Required action: What you return should match the data below exactly, with every entry reproduced.

Extracted entries:
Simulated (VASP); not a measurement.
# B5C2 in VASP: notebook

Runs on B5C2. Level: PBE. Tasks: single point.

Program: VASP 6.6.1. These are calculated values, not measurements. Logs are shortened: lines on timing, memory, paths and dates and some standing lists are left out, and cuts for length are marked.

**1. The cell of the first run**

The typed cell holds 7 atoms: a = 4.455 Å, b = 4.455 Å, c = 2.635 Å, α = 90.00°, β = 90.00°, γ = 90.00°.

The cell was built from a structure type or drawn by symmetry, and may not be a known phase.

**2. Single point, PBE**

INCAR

Task output:
Simulated (VASP); not a measurement.
# B5C2 in VASP: notebook

Runs on B5C2. Level: PBE. Tasks: single point.

Program: VASP 6.6.1. These are calculated values, not measurements. Logs are shortened: lines on timing, memory, paths and dates and some standing lists are left out, and cuts for length are marked.

**1. The cell of the first run**

The typed cell holds 7 atoms: a = 4.455 Å, b = 4.455 Å, c = 2.635 Å, α = 90.00°, β = 90.00°, γ = 90.00°.

The cell was built from a structure type or drawn by symmetry, and may not be a known phase.

**2. Single point, PBE**

INCAR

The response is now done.